Provided information:
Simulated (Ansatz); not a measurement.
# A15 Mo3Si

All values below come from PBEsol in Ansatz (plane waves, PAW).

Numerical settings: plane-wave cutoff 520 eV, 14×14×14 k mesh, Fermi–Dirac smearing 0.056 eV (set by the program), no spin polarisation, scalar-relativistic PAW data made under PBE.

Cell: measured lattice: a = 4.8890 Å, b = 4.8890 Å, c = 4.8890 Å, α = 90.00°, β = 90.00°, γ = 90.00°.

Brief:
The material above must be written out again in full, exactly.

Written response:
Simulated (Ansatz); not a measurement.
# A15 Mo3Si

All values below come from PBEsol in Ansatz (plane waves, PAW).

Numerical settings: plane-wave cutoff 520 eV, 14×14×14 k mesh, Fermi–Dirac smearing 0.056 eV (set by the program), no spin polarisation, scalar-relativistic PAW data made under PBE.

Cell: measured lattice: a = 4.8890 Å, b = 4.8890 Å, c = 4.8890 Å, α = 90.00°, β = 90.00°, γ = 90.00°.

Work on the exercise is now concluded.